▸ **RECORDED DATA**
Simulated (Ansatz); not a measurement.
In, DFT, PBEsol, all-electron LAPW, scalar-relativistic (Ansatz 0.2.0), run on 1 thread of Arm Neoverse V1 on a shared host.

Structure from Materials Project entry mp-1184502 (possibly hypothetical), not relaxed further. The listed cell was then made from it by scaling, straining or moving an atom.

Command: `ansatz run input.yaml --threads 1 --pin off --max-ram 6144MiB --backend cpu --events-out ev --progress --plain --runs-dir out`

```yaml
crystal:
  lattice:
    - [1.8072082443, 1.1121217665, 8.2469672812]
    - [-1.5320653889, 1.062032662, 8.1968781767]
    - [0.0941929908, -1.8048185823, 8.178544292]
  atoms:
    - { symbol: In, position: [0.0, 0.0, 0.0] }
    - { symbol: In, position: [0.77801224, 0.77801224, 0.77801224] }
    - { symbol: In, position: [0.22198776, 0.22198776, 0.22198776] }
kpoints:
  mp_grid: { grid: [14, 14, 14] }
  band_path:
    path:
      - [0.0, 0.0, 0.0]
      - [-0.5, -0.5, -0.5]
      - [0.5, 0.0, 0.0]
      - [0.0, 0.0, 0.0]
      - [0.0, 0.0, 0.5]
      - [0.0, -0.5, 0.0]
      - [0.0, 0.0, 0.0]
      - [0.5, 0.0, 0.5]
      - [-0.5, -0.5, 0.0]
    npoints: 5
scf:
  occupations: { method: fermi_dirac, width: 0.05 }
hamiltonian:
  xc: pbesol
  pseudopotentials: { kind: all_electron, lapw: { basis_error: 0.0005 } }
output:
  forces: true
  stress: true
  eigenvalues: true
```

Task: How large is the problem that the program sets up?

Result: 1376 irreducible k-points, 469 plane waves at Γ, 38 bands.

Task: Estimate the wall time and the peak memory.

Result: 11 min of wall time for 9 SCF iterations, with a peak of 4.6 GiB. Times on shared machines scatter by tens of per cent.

▸ **ACTION ITEM**
Taking the records from the top, repeat each line exactly until you have repeated the line that contains "Task: Estimate the".

▸ **ANSWER SECTION**
Simulated (Ansatz); not a measurement.
In, DFT, PBEsol, all-electron LAPW, scalar-relativistic (Ansatz 0.2.0), run on 1 thread of Arm Neoverse V1 on a shared host.

Structure from Materials Project entry mp-1184502 (possibly hypothetical), not relaxed further. The listed cell was then made from it by scaling, straining or moving an atom.

Command: `ansatz run input.yaml --threads 1 --pin off --max-ram 6144MiB --backend cpu --events-out ev --progress --plain --runs-dir out`

```yaml
crystal:
  lattice:
    - [1.8072082443, 1.1121217665, 8.2469672812]
    - [-1.5320653889, 1.062032662, 8.1968781767]
    - [0.0941929908, -1.8048185823, 8.178544292]
  atoms:
    - { symbol: In, position: [0.0, 0.0, 0.0] }
    - { symbol: In, position: [0.77801224, 0.77801224, 0.77801224] }
    - { symbol: In, position: [0.22198776, 0.22198776, 0.22198776] }
kpoints:
  mp_grid: { grid: [14, 14, 14] }
  band_path:
    path:
      - [0.0, 0.0, 0.0]
      - [-0.5, -0.5, -0.5]
      - [0.5, 0.0, 0.0]
      - [0.0, 0.0, 0.0]
      - [0.0, 0.0, 0.5]
      - [0.0, -0.5, 0.0]
      - [0.0, 0.0, 0.0]
      - [0.5, 0.0, 0.5]
      - [-0.5, -0.5, 0.0]
    npoints: 5
scf:
  occupations: { method: fermi_dirac, width: 0.05 }
hamiltonian:
  xc: pbesol
  pseudopotentials: { kind: all_electron, lapw: { basis_error: 0.0005 } }
output:
  forces: true
  stress: true
  eigenvalues: true
```

Task: How large is the problem that the program sets up?

Result: 1376 irreducible k-points, 469 plane waves at Γ, 38 bands.

Task: Estimate the wall time and the peak memory.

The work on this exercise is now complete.